### RECORD EXCERPTS

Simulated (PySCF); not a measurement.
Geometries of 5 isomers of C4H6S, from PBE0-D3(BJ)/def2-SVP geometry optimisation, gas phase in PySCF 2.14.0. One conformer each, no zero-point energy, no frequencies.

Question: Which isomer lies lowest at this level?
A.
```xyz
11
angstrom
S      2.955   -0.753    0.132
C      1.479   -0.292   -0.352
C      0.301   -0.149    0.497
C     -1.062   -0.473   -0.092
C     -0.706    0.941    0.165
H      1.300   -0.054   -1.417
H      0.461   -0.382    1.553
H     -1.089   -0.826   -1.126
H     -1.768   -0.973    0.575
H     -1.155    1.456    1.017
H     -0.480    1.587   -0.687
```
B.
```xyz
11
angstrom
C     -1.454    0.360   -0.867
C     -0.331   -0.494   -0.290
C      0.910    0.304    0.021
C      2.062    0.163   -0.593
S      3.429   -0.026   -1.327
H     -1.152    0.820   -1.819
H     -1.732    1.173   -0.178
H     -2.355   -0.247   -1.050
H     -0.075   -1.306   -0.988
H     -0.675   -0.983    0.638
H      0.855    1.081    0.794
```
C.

######

A word-for-word transcription of the material is required.

TASK RESPONSE:
Simulated (PySCF); not a measurement.
Geometries of 5 isomers of C4H6S, from PBE0-D3(BJ)/def2-SVP geometry optimisation, gas phase in PySCF 2.14.0. One conformer each, no zero-point energy, no frequencies.

Question: Which isomer lies lowest at this level?
A.
```xyz
11
angstrom
S      2.955   -0.753    0.132
C      1.479   -0.292   -0.352
C      0.301   -0.149    0.497
C     -1.062   -0.473   -0.092
C     -0.706    0.941    0.165
H      1.300   -0.054   -1.417
H      0.461   -0.382    1.553
H     -1.089   -0.826   -1.126
H     -1.768   -0.973    0.575
H     -1.155    1.456    1.017
H     -0.480    1.587   -0.687
```
B.
```xyz
11
angstrom
C     -1.454    0.360   -0.867
C     -0.331   -0.494   -0.290
C      0.910    0.304    0.021
C      2.062    0.163   -0.593
S      3.429   -0.026   -1.327
H     -1.152    0.820   -1.819
H     -1.732    1.173   -0.178
H     -2.355   -0.247   -1.050
H     -0.075   -1.306   -0.988
H     -0.675   -0.983    0.638
H      0.855    1.081    0.794
```
C.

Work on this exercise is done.